Information:
-*-*-

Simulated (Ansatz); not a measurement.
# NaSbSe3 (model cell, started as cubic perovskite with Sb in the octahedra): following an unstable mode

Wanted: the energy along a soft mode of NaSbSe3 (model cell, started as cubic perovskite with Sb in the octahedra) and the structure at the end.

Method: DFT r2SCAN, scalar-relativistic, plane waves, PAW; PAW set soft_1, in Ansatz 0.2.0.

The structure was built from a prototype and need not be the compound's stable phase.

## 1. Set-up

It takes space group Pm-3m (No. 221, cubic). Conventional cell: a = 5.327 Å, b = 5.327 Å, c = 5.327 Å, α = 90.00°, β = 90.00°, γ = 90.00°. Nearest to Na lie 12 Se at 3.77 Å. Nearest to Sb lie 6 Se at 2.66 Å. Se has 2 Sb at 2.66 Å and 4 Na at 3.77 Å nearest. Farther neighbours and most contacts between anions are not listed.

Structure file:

-*-*-

Exercise: Set down the material above in full, keeping each line exactly as it is.

Reply:
Simulated (Ansatz); not a measurement.
# NaSbSe3 (model cell, started as cubic perovskite with Sb in the octahedra): following an unstable mode

Wanted: the energy along a soft mode of NaSbSe3 (model cell, started as cubic perovskite with Sb in the octahedra) and the structure at the end.

Method: DFT r2SCAN, scalar-relativistic, plane waves, PAW; PAW set soft_1, in Ansatz 0.2.0.

The structure was built from a prototype and need not be the compound's stable phase.

## 1. Set-up

It takes space group Pm-3m (No. 221, cubic). Conventional cell: a = 5.327 Å, b = 5.327 Å, c = 5.327 Å, α = 90.00°, β = 90.00°, γ = 90.00°. Nearest to Na lie 12 Se at 3.77 Å. Nearest to Sb lie 6 Se at 2.66 Å. Se has 2 Sb at 2.66 Å and 4 Na at 3.77 Å nearest. Farther neighbours and most contacts between anions are not listed.

Structure file:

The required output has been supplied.